Data section →
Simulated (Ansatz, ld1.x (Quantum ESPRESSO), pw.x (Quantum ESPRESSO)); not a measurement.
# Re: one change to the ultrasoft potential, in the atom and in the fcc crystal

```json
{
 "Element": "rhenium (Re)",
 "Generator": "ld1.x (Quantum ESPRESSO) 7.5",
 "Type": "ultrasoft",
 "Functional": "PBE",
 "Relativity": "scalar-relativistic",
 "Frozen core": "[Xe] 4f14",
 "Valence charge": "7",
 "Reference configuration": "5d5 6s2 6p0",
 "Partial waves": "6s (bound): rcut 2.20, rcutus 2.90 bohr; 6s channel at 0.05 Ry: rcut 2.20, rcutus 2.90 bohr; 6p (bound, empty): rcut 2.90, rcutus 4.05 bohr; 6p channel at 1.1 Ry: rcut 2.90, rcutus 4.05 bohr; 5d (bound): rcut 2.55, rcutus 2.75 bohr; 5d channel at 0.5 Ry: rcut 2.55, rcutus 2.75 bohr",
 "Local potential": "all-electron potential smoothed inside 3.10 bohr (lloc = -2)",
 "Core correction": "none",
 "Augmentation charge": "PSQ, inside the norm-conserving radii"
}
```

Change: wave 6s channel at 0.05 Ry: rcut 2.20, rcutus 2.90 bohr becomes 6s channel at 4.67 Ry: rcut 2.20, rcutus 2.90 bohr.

Brief →
The full listing, repeated exactly, is the expected answer.

Written response →
Simulated (Ansatz, ld1.x (Quantum ESPRESSO), pw.x (Quantum ESPRESSO)); not a measurement.
# Re: one change to the ultrasoft potential, in the atom and in the fcc crystal

```json
{
 "Element": "rhenium (Re)",
 "Generator": "ld1.x (Quantum ESPRESSO) 7.5",
 "Type": "ultrasoft",
 "Functional": "PBE",
 "Relativity": "scalar-relativistic",
 "Frozen core": "[Xe] 4f14",
 "Valence charge": "7",
 "Reference configuration": "5d5 6s2 6p0",
 "Partial waves": "6s (bound): rcut 2.20, rcutus 2.90 bohr; 6s channel at 0.05 Ry: rcut 2.20, rcutus 2.90 bohr; 6p (bound, empty): rcut 2.90, rcutus 4.05 bohr; 6p channel at 1.1 Ry: rcut 2.90, rcutus 4.05 bohr; 5d (bound): rcut 2.55, rcutus 2.75 bohr; 5d channel at 0.5 Ry: rcut 2.55, rcutus 2.75 bohr",
 "Local potential": "all-electron potential smoothed inside 3.10 bohr (lloc = -2)",
 "Core correction": "none",
 "Augmentation charge": "PSQ, inside the norm-conserving radii"
}
```

Change: wave 6s channel at 0.05 Ry: rcut 2.20, rcutus 2.90 bohr becomes 6s channel at 4.67 Ry: rcut 2.20, rcutus 2.90 bohr.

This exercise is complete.